*ACTION ITEM*. This exercise asks for an exact transcription of every entry.

*EXTRACTED MATERIAL*.
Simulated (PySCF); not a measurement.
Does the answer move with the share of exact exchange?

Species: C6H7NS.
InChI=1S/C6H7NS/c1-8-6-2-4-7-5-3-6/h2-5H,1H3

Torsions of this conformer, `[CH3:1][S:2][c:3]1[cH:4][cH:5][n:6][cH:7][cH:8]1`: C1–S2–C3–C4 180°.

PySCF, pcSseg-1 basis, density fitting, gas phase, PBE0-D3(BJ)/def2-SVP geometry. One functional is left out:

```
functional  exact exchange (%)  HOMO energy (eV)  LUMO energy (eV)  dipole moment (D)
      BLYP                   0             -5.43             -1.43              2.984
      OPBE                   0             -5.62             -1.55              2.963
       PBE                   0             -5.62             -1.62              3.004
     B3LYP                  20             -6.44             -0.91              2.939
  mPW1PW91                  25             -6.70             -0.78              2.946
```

*EXPECTED ANSWER*.
Simulated (PySCF); not a measurement.
Does the answer move with the share of exact exchange?

Species: C6H7NS.
InChI=1S/C6H7NS/c1-8-6-2-4-7-5-3-6/h2-5H,1H3

Torsions of this conformer, `[CH3:1][S:2][c:3]1[cH:4][cH:5][n:6][cH:7][cH:8]1`: C1–S2–C3–C4 180°.

PySCF, pcSseg-1 basis, density fitting, gas phase, PBE0-D3(BJ)/def2-SVP geometry. One functional is left out:

```
functional  exact exchange (%)  HOMO energy (eV)  LUMO energy (eV)  dipole moment (D)
      BLYP                   0             -5.43             -1.43              2.984
      OPBE                   0             -5.62             -1.55              2.963
       PBE                   0             -5.62             -1.62              3.004
     B3LYP                  20             -6.44             -0.91              2.939
  mPW1PW91                  25             -6.70             -0.78              2.946
```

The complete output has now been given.